* _Provided information_:
- - -

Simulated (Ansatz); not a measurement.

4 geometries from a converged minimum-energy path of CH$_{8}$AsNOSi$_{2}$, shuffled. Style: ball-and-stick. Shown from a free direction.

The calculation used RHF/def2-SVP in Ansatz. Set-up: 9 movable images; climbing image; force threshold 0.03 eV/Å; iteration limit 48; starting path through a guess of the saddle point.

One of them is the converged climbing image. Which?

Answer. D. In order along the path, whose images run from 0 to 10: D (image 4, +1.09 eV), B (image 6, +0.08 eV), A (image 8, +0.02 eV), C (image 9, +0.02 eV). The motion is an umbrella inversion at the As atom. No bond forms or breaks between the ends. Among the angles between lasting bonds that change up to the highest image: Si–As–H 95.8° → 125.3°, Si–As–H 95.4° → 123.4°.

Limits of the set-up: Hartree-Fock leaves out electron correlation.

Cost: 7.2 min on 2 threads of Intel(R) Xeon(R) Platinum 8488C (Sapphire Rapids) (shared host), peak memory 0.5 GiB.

- - -

* _Activity_: Produce the lines from the top of the listing through the "Limits of the" line exactly as they appear, with no additional output.

* _Response_:
Simulated (Ansatz); not a measurement.

4 geometries from a converged minimum-energy path of CH$_{8}$AsNOSi$_{2}$, shuffled. Style: ball-and-stick. Shown from a free direction.

The calculation used RHF/def2-SVP in Ansatz. Set-up: 9 movable images; climbing image; force threshold 0.03 eV/Å; iteration limit 48; starting path through a guess of the saddle point.

One of them is the converged climbing image. Which?

Answer. D. In order along the path, whose images run from 0 to 10: D (image 4, +1.09 eV), B (image 6, +0.08 eV), A (image 8, +0.02 eV), C (image 9, +0.02 eV). The motion is an umbrella inversion at the As atom. No bond forms or breaks between the ends. Among the angles between lasting bonds that change up to the highest image: Si–As–H 95.8° → 125.3°, Si–As–H 95.4° → 123.4°.

Limits of the set-up: Hartree-Fock leaves out electron correlation.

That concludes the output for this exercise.